Brief — Please give back only the lines below from the one containing "release 64 (Sc_sv)" to the one containing "At the start: pressure", each repeated word for word, both ends included.

----- Dataset -----

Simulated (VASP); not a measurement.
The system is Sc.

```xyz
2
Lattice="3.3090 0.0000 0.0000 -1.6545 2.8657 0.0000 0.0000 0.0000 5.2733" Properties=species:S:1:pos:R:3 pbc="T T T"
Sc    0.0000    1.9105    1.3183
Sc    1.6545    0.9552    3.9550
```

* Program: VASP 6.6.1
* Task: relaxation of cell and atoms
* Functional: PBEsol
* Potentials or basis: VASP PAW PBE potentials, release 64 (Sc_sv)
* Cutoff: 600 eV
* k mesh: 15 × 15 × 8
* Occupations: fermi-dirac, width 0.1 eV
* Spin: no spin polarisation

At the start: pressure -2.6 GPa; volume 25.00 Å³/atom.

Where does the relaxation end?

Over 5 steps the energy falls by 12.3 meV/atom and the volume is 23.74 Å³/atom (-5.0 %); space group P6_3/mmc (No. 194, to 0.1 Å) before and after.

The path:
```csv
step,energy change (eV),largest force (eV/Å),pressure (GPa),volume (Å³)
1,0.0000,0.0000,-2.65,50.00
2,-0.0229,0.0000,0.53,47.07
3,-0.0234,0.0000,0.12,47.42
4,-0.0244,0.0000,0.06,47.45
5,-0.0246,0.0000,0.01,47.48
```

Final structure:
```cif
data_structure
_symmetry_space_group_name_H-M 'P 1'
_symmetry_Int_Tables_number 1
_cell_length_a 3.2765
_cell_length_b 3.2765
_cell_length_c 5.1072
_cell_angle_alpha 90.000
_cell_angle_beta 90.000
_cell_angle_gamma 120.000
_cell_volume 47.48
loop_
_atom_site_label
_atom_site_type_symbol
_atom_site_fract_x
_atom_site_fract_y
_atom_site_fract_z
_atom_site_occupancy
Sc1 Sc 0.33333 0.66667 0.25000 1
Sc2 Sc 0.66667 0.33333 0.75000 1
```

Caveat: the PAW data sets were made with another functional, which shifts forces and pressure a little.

-----

Worked solution —
* Potentials or basis: VASP PAW PBE potentials, release 64 (Sc_sv)
* Cutoff: 600 eV
* k mesh: 15 × 15 × 8
* Occupations: fermi-dirac, width 0.1 eV
* Spin: no spin polarisation

At the start: pressure -2.6 GPa; volume 25.00 Å³/atom.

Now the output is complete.